*** Block opens ***

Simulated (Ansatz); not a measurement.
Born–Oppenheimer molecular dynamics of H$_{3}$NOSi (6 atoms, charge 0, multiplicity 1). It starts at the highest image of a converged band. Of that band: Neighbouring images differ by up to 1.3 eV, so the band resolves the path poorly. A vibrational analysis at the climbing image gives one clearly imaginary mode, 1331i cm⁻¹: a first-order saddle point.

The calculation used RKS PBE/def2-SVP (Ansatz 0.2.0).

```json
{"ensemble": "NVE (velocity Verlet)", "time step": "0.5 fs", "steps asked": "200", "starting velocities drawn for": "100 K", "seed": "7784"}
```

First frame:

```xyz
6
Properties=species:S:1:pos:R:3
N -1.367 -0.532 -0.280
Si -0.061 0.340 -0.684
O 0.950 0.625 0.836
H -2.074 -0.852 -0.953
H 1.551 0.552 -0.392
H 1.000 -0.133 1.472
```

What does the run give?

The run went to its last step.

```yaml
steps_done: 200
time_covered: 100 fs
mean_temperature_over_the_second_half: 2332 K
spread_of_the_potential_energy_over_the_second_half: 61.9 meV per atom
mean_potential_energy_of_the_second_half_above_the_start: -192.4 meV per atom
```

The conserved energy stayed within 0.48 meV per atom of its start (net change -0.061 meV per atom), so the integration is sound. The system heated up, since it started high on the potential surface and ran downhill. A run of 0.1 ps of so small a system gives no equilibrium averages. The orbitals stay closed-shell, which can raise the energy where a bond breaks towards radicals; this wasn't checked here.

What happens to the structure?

*** Block closes ***

> _Work item_:
Reprint exactly the lines above that start at the one with "What does the run give?" and end at the one with "The conserved energy", keeping both and adding none.

> _Task answer_:
What does the run give?

The run went to its last step.

```yaml
steps_done: 200
time_covered: 100 fs
mean_temperature_over_the_second_half: 2332 K
spread_of_the_potential_energy_over_the_second_half: 61.9 meV per atom
mean_potential_energy_of_the_second_half_above_the_start: -192.4 meV per atom
```

The conserved energy stayed within 0.48 meV per atom of its start (net change -0.061 meV per atom), so the integration is sound. The system heated up, since it started high on the potential surface and ran downhill. A run of 0.1 ps of so small a system gives no equilibrium averages. The orbitals stay closed-shell, which can raise the energy where a bond breaks towards radicals; this wasn't checked here.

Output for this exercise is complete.